#### [ACTION ITEM]
Give again, word for word, every line below from the one that has "Bonds between heavy" through the one that has "Computed geometry: GFN2-xTB, gas phase.", both included, and no others.

#### [EXTRACTED INFORMATION]
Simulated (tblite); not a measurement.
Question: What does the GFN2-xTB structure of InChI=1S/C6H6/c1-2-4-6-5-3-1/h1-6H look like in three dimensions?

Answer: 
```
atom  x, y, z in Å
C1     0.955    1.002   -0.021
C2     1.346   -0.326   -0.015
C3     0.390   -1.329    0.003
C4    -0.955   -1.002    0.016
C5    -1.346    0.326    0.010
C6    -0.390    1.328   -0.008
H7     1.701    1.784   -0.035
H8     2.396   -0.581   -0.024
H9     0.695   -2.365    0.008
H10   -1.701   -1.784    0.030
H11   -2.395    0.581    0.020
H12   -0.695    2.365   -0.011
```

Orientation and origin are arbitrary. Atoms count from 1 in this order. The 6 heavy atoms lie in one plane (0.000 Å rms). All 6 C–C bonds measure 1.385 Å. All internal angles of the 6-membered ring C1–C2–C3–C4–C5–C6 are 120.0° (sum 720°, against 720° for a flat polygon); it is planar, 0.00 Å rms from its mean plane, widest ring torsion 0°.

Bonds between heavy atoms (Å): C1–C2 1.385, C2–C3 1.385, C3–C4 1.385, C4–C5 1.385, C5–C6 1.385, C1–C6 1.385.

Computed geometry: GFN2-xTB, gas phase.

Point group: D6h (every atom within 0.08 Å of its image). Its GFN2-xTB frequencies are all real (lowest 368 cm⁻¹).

#### [WRITTEN ANSWER]
Bonds between heavy atoms (Å): C1–C2 1.385, C2–C3 1.385, C3–C4 1.385, C4–C5 1.385, C5–C6 1.385, C1–C6 1.385.

Computed geometry: GFN2-xTB, gas phase.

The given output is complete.